» **Task item**
Return, word for word, only the lines of the data below that lie between the line with "Aim: run amorphous" and the line with "Method: Kohn-Sham DFT, PBE, GTH-PBE", those two lines included.

» **Supplied information**
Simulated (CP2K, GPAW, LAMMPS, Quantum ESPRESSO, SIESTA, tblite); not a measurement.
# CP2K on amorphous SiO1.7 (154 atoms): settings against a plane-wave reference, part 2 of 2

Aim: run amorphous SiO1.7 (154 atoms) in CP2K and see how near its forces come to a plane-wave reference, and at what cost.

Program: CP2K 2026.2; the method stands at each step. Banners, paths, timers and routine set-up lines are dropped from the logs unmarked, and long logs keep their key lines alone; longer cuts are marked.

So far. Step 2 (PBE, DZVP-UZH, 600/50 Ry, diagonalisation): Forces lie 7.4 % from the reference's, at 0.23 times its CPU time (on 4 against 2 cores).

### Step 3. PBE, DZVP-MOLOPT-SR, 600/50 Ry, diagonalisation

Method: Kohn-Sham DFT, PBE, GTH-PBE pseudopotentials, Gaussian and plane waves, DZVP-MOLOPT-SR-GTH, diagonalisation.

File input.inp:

» **Answer area**
Aim: run amorphous SiO1.7 (154 atoms) in CP2K and see how near its forces come to a plane-wave reference, and at what cost.

Program: CP2K 2026.2; the method stands at each step. Banners, paths, timers and routine set-up lines are dropped from the logs unmarked, and long logs keep their key lines alone; longer cuts are marked.

So far. Step 2 (PBE, DZVP-UZH, 600/50 Ry, diagonalisation): Forces lie 7.4 % from the reference's, at 0.23 times its CPU time (on 4 against 2 cores).

### Step 3. PBE, DZVP-MOLOPT-SR, 600/50 Ry, diagonalisation

Method: Kohn-Sham DFT, PBE, GTH-PBE pseudopotentials, Gaussian and plane waves, DZVP-MOLOPT-SR-GTH, diagonalisation.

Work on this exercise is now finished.